(LISTED ENTRIES)

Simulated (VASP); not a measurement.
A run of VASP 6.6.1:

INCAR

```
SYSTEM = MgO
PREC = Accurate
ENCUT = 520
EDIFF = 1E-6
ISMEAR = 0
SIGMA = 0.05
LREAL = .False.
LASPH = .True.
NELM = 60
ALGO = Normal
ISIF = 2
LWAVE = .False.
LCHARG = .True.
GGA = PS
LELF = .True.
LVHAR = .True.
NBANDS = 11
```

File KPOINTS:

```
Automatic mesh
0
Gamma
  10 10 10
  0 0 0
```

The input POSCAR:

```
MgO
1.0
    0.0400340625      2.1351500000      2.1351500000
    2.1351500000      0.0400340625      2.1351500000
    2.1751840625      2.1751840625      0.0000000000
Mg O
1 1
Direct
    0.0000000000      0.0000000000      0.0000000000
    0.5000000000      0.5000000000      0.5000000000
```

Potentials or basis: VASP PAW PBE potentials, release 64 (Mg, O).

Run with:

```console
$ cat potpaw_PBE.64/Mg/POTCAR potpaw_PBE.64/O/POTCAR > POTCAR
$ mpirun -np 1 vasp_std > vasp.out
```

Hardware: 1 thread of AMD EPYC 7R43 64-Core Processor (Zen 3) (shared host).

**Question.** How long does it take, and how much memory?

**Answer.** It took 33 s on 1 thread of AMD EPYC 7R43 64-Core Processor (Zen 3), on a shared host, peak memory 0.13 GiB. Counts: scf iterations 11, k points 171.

(End LISTED ENTRIES)

WORK ITEM
Print exactly the lines above from the one with "Potentials or basis: VASP" to the one with "how much memory?", including both.

SOLUTION
Potentials or basis: VASP PAW PBE potentials, release 64 (Mg, O).

Run with:

```console
$ cat potpaw_PBE.64/Mg/POTCAR potpaw_PBE.64/O/POTCAR > POTCAR
$ mpirun -np 1 vasp_std > vasp.out
```

Hardware: 1 thread of AMD EPYC 7R43 64-Core Processor (Zen 3) (shared host).

**Question.** How long does it take, and how much memory?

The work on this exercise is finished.